Lines from the top of the listing down to the one with "Task: What does it give for the pressure?", inclusive, are to be copied exactly.

Material shown:
⁂

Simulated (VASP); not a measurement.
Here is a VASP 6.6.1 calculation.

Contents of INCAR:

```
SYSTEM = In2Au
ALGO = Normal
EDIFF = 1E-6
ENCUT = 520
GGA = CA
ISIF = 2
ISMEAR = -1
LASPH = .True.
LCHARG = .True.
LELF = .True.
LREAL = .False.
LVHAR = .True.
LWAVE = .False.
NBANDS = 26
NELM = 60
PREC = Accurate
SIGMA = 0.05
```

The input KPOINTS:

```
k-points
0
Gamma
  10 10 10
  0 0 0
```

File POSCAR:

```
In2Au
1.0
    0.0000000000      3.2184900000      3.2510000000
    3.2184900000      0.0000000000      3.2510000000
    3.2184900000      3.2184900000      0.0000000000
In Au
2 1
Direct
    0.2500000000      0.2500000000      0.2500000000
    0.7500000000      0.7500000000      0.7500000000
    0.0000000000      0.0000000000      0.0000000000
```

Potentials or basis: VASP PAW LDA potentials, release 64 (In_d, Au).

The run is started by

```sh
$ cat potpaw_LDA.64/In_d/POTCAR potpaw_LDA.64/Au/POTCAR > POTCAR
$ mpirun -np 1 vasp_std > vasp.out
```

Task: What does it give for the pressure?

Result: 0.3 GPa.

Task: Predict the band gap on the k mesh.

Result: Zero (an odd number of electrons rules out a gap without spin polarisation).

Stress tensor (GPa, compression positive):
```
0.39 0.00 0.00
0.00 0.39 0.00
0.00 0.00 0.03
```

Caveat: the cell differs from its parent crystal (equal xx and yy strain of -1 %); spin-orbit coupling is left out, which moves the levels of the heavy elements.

⁂

Solution:
Simulated (VASP); not a measurement.
Here is a VASP 6.6.1 calculation.

Contents of INCAR:

```
SYSTEM = In2Au
ALGO = Normal
EDIFF = 1E-6
ENCUT = 520
GGA = CA
ISIF = 2
ISMEAR = -1
LASPH = .True.
LCHARG = .True.
LELF = .True.
LREAL = .False.
LVHAR = .True.
LWAVE = .False.
NBANDS = 26
NELM = 60
PREC = Accurate
SIGMA = 0.05
```

The input KPOINTS:

```
k-points
0
Gamma
  10 10 10
  0 0 0
```

File POSCAR:

```
In2Au
1.0
    0.0000000000      3.2184900000      3.2510000000
    3.2184900000      0.0000000000      3.2510000000
    3.2184900000      3.2184900000      0.0000000000
In Au
2 1
Direct
    0.2500000000      0.2500000000      0.2500000000
    0.7500000000      0.7500000000      0.7500000000
    0.0000000000      0.0000000000      0.0000000000
```

Potentials or basis: VASP PAW LDA potentials, release 64 (In_d, Au).

The run is started by

```sh
$ cat potpaw_LDA.64/In_d/POTCAR potpaw_LDA.64/Au/POTCAR > POTCAR
$ mpirun -np 1 vasp_std > vasp.out
```

Task: What does it give for the pressure?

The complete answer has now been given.